■ ENTRIES PROVIDED:
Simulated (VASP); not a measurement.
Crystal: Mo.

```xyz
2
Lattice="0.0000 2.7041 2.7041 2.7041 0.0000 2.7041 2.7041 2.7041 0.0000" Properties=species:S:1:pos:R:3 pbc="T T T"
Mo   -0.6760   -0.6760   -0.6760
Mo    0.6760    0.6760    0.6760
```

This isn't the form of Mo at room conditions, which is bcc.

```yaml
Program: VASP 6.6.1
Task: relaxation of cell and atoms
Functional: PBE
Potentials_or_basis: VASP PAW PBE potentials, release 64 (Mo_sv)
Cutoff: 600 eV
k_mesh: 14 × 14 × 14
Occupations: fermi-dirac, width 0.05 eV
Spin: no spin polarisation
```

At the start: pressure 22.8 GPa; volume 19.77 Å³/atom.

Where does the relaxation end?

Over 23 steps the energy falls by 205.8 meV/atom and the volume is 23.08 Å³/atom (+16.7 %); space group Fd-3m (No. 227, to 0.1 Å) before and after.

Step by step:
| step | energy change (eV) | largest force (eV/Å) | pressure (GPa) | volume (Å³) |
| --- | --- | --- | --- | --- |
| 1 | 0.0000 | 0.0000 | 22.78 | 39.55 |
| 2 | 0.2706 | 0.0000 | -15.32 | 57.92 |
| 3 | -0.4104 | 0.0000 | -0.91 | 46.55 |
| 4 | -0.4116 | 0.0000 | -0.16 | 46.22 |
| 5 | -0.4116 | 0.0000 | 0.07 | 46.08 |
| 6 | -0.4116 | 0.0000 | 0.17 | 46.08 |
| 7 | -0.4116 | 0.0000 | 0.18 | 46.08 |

■ WORK TASK:
Reproduce each line of the material exactly as given.

■ WRITTEN REPLY:
Simulated (VASP); not a measurement.
Crystal: Mo.

```xyz
2
Lattice="0.0000 2.7041 2.7041 2.7041 0.0000 2.7041 2.7041 2.7041 0.0000" Properties=species:S:1:pos:R:3 pbc="T T T"
Mo   -0.6760   -0.6760   -0.6760
Mo    0.6760    0.6760    0.6760
```

This isn't the form of Mo at room conditions, which is bcc.

```yaml
Program: VASP 6.6.1
Task: relaxation of cell and atoms
Functional: PBE
Potentials_or_basis: VASP PAW PBE potentials, release 64 (Mo_sv)
Cutoff: 600 eV
k_mesh: 14 × 14 × 14
Occupations: fermi-dirac, width 0.05 eV
Spin: no spin polarisation
```

At the start: pressure 22.8 GPa; volume 19.77 Å³/atom.

Where does the relaxation end?

Over 23 steps the energy falls by 205.8 meV/atom and the volume is 23.08 Å³/atom (+16.7 %); space group Fd-3m (No. 227, to 0.1 Å) before and after.

Step by step:
| step | energy change (eV) | largest force (eV/Å) | pressure (GPa) | volume (Å³) |
| --- | --- | --- | --- | --- |
| 1 | 0.0000 | 0.0000 | 22.78 | 39.55 |
| 2 | 0.2706 | 0.0000 | -15.32 | 57.92 |
| 3 | -0.4104 | 0.0000 | -0.91 | 46.55 |
| 4 | -0.4116 | 0.0000 | -0.16 | 46.22 |
| 5 | -0.4116 | 0.0000 | 0.07 | 46.08 |
| 6 | -0.4116 | 0.0000 | 0.17 | 46.08 |
| 7 | -0.4116 | 0.0000 | 0.18 | 46.08 |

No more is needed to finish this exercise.